## Supplied records
*** Begin section ***

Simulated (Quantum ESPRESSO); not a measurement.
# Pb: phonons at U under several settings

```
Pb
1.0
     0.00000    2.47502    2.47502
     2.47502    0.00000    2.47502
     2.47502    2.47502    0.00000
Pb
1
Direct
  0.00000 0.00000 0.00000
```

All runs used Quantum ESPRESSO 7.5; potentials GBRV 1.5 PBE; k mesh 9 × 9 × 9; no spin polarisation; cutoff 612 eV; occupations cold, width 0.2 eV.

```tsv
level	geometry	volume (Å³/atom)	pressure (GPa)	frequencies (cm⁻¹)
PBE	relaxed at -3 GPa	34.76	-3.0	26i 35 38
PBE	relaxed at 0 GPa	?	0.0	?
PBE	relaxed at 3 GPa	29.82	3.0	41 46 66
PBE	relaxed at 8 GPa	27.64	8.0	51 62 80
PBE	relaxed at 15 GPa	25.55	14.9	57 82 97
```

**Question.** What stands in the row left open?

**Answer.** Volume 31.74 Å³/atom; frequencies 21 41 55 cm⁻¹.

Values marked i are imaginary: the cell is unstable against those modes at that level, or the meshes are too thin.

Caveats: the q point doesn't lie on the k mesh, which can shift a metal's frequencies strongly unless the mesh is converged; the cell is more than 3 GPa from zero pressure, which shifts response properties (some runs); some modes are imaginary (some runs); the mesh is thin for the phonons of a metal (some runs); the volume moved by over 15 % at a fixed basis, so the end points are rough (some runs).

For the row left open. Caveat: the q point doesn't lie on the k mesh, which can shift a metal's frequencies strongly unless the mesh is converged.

*** End section ***

## Required action
Extract from the records above the lines from the one containing "Values marked i" to the one containing "Caveats: the q", both lines included, exactly as they appear and with nothing else.

## Written solution
Values marked i are imaginary: the cell is unstable against those modes at that level, or the meshes are too thin.

Caveats: the q point doesn't lie on the k mesh, which can shift a metal's frequencies strongly unless the mesh is converged; the cell is more than 3 GPa from zero pressure, which shifts response properties (some runs); some modes are imaginary (some runs); the mesh is thin for the phonons of a metal (some runs); the volume moved by over 15 % at a fixed basis, so the end points are rough (some runs).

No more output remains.